■ Work order ■
The data below must be copied in full and without any change.

■ Material supplied ■
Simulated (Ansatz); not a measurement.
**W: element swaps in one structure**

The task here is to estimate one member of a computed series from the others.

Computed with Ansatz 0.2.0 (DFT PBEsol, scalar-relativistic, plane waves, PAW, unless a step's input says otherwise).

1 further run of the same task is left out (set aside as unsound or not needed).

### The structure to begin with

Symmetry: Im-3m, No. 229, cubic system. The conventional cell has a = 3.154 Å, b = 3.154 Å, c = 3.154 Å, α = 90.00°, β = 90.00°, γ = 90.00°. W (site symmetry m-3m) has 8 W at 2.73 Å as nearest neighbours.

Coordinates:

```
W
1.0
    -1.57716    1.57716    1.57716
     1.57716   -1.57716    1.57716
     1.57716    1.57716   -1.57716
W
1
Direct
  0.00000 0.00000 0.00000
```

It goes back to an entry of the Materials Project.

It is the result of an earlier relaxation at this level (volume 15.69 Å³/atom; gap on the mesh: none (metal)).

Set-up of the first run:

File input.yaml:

■ Written answer ■
Simulated (Ansatz); not a measurement.
**W: element swaps in one structure**

The task here is to estimate one member of a computed series from the others.

Computed with Ansatz 0.2.0 (DFT PBEsol, scalar-relativistic, plane waves, PAW, unless a step's input says otherwise).

1 further run of the same task is left out (set aside as unsound or not needed).

### The structure to begin with

Symmetry: Im-3m, No. 229, cubic system. The conventional cell has a = 3.154 Å, b = 3.154 Å, c = 3.154 Å, α = 90.00°, β = 90.00°, γ = 90.00°. W (site symmetry m-3m) has 8 W at 2.73 Å as nearest neighbours.

Coordinates:

```
W
1.0
    -1.57716    1.57716    1.57716
     1.57716   -1.57716    1.57716
     1.57716    1.57716   -1.57716
W
1
Direct
  0.00000 0.00000 0.00000
```

It goes back to an entry of the Materials Project.

It is the result of an earlier relaxation at this level (volume 15.69 Å³/atom; gap on the mesh: none (metal)).

Set-up of the first run:

File input.yaml:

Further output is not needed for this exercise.